*RECORDS SHOWN*
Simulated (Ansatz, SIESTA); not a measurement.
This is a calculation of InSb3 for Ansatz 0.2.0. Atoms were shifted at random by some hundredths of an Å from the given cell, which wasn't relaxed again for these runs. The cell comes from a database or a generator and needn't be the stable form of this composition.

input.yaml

*WORK ITEM*
From the first line to the last, copy every record exactly.

*RESPONSE*
Simulated (Ansatz, SIESTA); not a measurement.
This is a calculation of InSb3 for Ansatz 0.2.0. Atoms were shifted at random by some hundredths of an Å from the given cell, which wasn't relaxed again for these runs. The cell comes from a database or a generator and needn't be the stable form of this composition.

input.yaml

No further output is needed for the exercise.